**Work instruction:**
Among the lines below, copy exactly those from the one with "## Mean-field iteration 1" through the one with "energy = -0.6536 eV", counting both ends.

**Entries supplied:**
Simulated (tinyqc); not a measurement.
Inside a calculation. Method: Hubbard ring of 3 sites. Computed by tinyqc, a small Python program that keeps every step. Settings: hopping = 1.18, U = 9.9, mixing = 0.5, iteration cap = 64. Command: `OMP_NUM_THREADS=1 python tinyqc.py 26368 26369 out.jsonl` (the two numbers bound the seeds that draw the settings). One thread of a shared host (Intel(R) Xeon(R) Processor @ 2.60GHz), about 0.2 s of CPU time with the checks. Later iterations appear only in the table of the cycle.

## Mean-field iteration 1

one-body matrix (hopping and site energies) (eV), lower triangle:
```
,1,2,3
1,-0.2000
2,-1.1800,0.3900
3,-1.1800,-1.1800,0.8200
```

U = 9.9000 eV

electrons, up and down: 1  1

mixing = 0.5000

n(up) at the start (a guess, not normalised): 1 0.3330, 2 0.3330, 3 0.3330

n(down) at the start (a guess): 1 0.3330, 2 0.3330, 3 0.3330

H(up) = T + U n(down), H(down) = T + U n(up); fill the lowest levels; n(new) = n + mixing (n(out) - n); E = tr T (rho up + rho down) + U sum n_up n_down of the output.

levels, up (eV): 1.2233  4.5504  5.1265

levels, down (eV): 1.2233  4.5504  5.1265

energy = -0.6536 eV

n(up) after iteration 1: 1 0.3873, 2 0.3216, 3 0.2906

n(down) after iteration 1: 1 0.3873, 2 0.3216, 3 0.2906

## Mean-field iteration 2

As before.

**Answer area:**
## Mean-field iteration 1

one-body matrix (hopping and site energies) (eV), lower triangle:
```
,1,2,3
1,-0.2000
2,-1.1800,0.3900
3,-1.1800,-1.1800,0.8200
```

U = 9.9000 eV

electrons, up and down: 1  1

mixing = 0.5000

n(up) at the start (a guess, not normalised): 1 0.3330, 2 0.3330, 3 0.3330

n(down) at the start (a guess): 1 0.3330, 2 0.3330, 3 0.3330

H(up) = T + U n(down), H(down) = T + U n(up); fill the lowest levels; n(new) = n + mixing (n(out) - n); E = tr T (rho up + rho down) + U sum n_up n_down of the output.

levels, up (eV): 1.2233  4.5504  5.1265

levels, down (eV): 1.2233  4.5504  5.1265

energy = -0.6536 eV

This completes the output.